- [Exercise data]
:::::

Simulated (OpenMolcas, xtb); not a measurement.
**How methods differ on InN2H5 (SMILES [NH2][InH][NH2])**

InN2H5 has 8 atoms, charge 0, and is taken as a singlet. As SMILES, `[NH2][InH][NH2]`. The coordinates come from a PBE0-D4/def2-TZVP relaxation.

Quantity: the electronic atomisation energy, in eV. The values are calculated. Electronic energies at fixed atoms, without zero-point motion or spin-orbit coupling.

:::::

- [Brief] Repeat the entries verbatim through the line with "InN2H5 has 8".

- [Exercise solution]
Simulated (OpenMolcas, xtb); not a measurement.
**How methods differ on InN2H5 (SMILES [NH2][InH][NH2])**

InN2H5 has 8 atoms, charge 0, and is taken as a singlet. As SMILES, `[NH2][InH][NH2]`. The coordinates come from a PBE0-D4/def2-TZVP relaxation.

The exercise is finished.